START DATA FOR REVIEW

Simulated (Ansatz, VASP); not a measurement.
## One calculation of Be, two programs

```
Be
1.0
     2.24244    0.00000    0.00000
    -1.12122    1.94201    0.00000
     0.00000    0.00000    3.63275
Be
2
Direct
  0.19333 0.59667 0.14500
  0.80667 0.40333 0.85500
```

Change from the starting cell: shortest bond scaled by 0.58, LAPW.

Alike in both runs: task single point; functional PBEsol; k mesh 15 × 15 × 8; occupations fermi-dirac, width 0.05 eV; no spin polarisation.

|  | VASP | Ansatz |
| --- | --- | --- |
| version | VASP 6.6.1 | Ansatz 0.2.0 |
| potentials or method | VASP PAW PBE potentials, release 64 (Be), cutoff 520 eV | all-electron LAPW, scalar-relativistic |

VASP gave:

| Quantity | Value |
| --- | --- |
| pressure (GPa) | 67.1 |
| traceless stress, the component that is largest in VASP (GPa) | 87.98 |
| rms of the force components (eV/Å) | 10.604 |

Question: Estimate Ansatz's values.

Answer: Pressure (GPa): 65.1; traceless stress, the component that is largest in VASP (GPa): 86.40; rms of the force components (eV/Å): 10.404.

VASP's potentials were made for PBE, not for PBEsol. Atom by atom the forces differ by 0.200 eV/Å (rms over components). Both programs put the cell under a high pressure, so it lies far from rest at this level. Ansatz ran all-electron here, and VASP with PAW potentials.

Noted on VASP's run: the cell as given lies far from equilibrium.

END DATA FOR REVIEW

BRIEF: Quote the listing word for word from its first line through the line in which "VASP's potentials were" appears.

RESULT:
Simulated (Ansatz, VASP); not a measurement.
## One calculation of Be, two programs

```
Be
1.0
     2.24244    0.00000    0.00000
    -1.12122    1.94201    0.00000
     0.00000    0.00000    3.63275
Be
2
Direct
  0.19333 0.59667 0.14500
  0.80667 0.40333 0.85500
```

Change from the starting cell: shortest bond scaled by 0.58, LAPW.

Alike in both runs: task single point; functional PBEsol; k mesh 15 × 15 × 8; occupations fermi-dirac, width 0.05 eV; no spin polarisation.

|  | VASP | Ansatz |
| --- | --- | --- |
| version | VASP 6.6.1 | Ansatz 0.2.0 |
| potentials or method | VASP PAW PBE potentials, release 64 (Be), cutoff 520 eV | all-electron LAPW, scalar-relativistic |

VASP gave:

| Quantity | Value |
| --- | --- |
| pressure (GPa) | 67.1 |
| traceless stress, the component that is largest in VASP (GPa) | 87.98 |
| rms of the force components (eV/Å) | 10.604 |

Question: Estimate Ansatz's values.

Answer: Pressure (GPa): 65.1; traceless stress, the component that is largest in VASP (GPa): 86.40; rms of the force components (eV/Å): 10.404.

VASP's potentials were made for PBE, not for PBEsol. Atom by atom the forces differ by 0.200 eV/Å (rms over components). Both programs put the cell under a high pressure, so it lies far from rest at this level. Ansatz ran all-electron here, and VASP with PAW potentials.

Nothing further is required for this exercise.